Task item:
Type the entries out once more. Match them exactly.

:::

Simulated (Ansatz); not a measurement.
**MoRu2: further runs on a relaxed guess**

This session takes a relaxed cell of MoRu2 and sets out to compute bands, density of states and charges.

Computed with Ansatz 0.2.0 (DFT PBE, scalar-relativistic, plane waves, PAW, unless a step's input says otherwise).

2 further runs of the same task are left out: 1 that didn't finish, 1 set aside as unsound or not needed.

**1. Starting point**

:::

Exercise solution:
Simulated (Ansatz); not a measurement.
**MoRu2: further runs on a relaxed guess**

This session takes a relaxed cell of MoRu2 and sets out to compute bands, density of states and charges.

Computed with Ansatz 0.2.0 (DFT PBE, scalar-relativistic, plane waves, PAW, unless a step's input says otherwise).

2 further runs of the same task are left out: 1 that didn't finish, 1 set aside as unsound or not needed.

**1. Starting point**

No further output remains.